_Dataset_:
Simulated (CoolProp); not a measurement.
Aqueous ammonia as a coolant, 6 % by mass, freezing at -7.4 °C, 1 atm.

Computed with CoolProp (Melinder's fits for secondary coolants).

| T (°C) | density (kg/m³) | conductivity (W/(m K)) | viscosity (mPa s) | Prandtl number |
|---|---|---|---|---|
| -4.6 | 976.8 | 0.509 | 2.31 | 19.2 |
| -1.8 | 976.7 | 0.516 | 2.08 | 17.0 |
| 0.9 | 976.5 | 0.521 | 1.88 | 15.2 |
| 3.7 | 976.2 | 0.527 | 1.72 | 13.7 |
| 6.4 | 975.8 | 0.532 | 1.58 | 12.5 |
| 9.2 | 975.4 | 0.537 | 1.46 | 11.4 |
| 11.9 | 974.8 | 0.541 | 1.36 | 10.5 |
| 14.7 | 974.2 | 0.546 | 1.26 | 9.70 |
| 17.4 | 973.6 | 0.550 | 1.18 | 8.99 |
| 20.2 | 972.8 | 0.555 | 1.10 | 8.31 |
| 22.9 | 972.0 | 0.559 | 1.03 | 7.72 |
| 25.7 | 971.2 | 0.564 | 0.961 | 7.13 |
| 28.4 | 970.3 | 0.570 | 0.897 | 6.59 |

_Requirement_: Using the data above, transcribe the lines that run from the line with "Aqueous ammonia as" to the line with "0.961 | 7.13 |", both ends kept, and output nothing else.

_Result_:
Aqueous ammonia as a coolant, 6 % by mass, freezing at -7.4 °C, 1 atm.

Computed with CoolProp (Melinder's fits for secondary coolants).

| T (°C) | density (kg/m³) | conductivity (W/(m K)) | viscosity (mPa s) | Prandtl number |
|---|---|---|---|---|
| -4.6 | 976.8 | 0.509 | 2.31 | 19.2 |
| -1.8 | 976.7 | 0.516 | 2.08 | 17.0 |
| 0.9 | 976.5 | 0.521 | 1.88 | 15.2 |
| 3.7 | 976.2 | 0.527 | 1.72 | 13.7 |
| 6.4 | 975.8 | 0.532 | 1.58 | 12.5 |
| 9.2 | 975.4 | 0.537 | 1.46 | 11.4 |
| 11.9 | 974.8 | 0.541 | 1.36 | 10.5 |
| 14.7 | 974.2 | 0.546 | 1.26 | 9.70 |
| 17.4 | 973.6 | 0.550 | 1.18 | 8.99 |
| 20.2 | 972.8 | 0.555 | 1.10 | 8.31 |
| 22.9 | 972.0 | 0.559 | 1.03 | 7.72 |
| 25.7 | 971.2 | 0.564 | 0.961 | 7.13 |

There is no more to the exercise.